- Opening Delimiter -
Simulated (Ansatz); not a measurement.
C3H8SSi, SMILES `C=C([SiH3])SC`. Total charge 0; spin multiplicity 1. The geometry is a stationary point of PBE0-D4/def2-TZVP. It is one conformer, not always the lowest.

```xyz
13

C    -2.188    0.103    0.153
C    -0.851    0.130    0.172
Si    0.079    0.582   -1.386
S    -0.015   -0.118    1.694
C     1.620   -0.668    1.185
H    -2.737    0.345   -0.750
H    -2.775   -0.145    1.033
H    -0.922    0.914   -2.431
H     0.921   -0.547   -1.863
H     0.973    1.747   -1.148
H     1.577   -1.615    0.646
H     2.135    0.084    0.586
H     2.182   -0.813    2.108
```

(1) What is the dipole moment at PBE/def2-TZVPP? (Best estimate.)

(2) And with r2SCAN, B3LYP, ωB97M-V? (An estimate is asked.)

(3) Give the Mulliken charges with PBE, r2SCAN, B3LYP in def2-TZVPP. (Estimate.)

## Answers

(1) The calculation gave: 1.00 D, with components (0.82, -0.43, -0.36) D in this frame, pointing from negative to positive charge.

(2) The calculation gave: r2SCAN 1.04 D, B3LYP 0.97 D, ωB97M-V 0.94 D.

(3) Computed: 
- Closing Delimiter -

## ASSIGNED TASK:
In the listing above, find the line with "always the lowest." and the line with "(2) The calculation". Output those two lines and every line between them, exactly as written.

## PROBLEM SOLUTION:
C3H8SSi, SMILES `C=C([SiH3])SC`. Total charge 0; spin multiplicity 1. The geometry is a stationary point of PBE0-D4/def2-TZVP. It is one conformer, not always the lowest.

```xyz
13

C    -2.188    0.103    0.153
C    -0.851    0.130    0.172
Si    0.079    0.582   -1.386
S    -0.015   -0.118    1.694
C     1.620   -0.668    1.185
H    -2.737    0.345   -0.750
H    -2.775   -0.145    1.033
H    -0.922    0.914   -2.431
H     0.921   -0.547   -1.863
H     0.973    1.747   -1.148
H     1.577   -1.615    0.646
H     2.135    0.084    0.586
H     2.182   -0.813    2.108
```

(1) What is the dipole moment at PBE/def2-TZVPP? (Best estimate.)

(2) And with r2SCAN, B3LYP, ωB97M-V? (An estimate is asked.)

(3) Give the Mulliken charges with PBE, r2SCAN, B3LYP in def2-TZVPP. (Estimate.)

## Answers

(1) The calculation gave: 1.00 D, with components (0.82, -0.43, -0.36) D in this frame, pointing from negative to positive charge.

(2) The calculation gave: r2SCAN 1.04 D, B3LYP 0.97 D, ωB97M-V 0.94 D.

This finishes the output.